Exercise: Return the listing in full. Keep each line exactly as it is.

Supplied material: Begin

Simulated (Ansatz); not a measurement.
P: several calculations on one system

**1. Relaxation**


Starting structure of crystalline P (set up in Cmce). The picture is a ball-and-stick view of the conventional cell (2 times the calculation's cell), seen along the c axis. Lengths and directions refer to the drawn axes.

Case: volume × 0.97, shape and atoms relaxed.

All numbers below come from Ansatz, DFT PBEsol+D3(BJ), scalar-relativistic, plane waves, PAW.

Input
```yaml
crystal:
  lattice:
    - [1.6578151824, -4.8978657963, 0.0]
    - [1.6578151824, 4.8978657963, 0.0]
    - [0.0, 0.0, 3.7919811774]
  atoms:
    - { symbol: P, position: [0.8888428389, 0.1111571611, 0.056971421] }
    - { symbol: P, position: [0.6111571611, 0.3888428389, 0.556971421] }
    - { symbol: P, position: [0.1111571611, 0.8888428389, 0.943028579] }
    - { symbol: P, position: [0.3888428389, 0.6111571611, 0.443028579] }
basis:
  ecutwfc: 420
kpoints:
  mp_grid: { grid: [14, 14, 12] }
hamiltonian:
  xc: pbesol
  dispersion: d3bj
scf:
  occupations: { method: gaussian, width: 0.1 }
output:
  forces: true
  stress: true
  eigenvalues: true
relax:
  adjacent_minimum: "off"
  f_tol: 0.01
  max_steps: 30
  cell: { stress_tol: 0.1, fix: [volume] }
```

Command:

Supplied material: End

Result:
Simulated (Ansatz); not a measurement.
P: several calculations on one system

**1. Relaxation**


Starting structure of crystalline P (set up in Cmce). The picture is a ball-and-stick view of the conventional cell (2 times the calculation's cell), seen along the c axis. Lengths and directions refer to the drawn axes.

Case: volume × 0.97, shape and atoms relaxed.

All numbers below come from Ansatz, DFT PBEsol+D3(BJ), scalar-relativistic, plane waves, PAW.

Input
```yaml
crystal:
  lattice:
    - [1.6578151824, -4.8978657963, 0.0]
    - [1.6578151824, 4.8978657963, 0.0]
    - [0.0, 0.0, 3.7919811774]
  atoms:
    - { symbol: P, position: [0.8888428389, 0.1111571611, 0.056971421] }
    - { symbol: P, position: [0.6111571611, 0.3888428389, 0.556971421] }
    - { symbol: P, position: [0.1111571611, 0.8888428389, 0.943028579] }
    - { symbol: P, position: [0.3888428389, 0.6111571611, 0.443028579] }
basis:
  ecutwfc: 420
kpoints:
  mp_grid: { grid: [14, 14, 12] }
hamiltonian:
  xc: pbesol
  dispersion: d3bj
scf:
  occupations: { method: gaussian, width: 0.1 }
output:
  forces: true
  stress: true
  eigenvalues: true
relax:
  adjacent_minimum: "off"
  f_tol: 0.01
  max_steps: 30
  cell: { stress_tol: 0.1, fix: [volume] }
```

Command:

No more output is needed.